-*-*-

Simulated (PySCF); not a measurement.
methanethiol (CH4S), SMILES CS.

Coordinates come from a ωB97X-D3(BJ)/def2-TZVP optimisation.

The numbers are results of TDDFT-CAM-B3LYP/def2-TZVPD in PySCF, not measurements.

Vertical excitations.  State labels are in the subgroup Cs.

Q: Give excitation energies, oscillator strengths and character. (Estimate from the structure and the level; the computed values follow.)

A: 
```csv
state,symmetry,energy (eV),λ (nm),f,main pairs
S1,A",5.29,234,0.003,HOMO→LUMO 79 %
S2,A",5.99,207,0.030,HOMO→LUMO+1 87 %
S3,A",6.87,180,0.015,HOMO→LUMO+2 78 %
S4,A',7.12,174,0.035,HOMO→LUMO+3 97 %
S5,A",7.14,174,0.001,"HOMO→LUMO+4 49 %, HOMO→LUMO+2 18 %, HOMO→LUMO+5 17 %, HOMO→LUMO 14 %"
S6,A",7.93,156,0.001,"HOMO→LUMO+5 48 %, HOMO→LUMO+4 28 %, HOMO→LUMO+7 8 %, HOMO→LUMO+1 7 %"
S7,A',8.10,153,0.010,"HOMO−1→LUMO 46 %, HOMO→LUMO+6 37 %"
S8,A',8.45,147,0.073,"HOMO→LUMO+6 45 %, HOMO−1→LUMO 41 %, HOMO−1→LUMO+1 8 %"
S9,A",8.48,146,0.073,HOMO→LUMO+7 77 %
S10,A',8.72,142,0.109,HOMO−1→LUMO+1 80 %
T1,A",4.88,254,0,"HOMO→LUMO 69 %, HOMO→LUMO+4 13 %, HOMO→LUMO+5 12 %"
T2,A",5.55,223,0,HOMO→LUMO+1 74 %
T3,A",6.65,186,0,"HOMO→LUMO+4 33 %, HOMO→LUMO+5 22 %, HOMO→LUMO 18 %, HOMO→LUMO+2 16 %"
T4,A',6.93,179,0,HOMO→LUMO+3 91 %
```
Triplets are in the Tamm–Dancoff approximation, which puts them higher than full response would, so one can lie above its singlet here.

-*-*-

Repeat the entries verbatim through the line with "the subgroup Cs.".

• _Answer space_:
Simulated (PySCF); not a measurement.
methanethiol (CH4S), SMILES CS.

Coordinates come from a ωB97X-D3(BJ)/def2-TZVP optimisation.

The numbers are results of TDDFT-CAM-B3LYP/def2-TZVPD in PySCF, not measurements.

Vertical excitations.  State labels are in the subgroup Cs.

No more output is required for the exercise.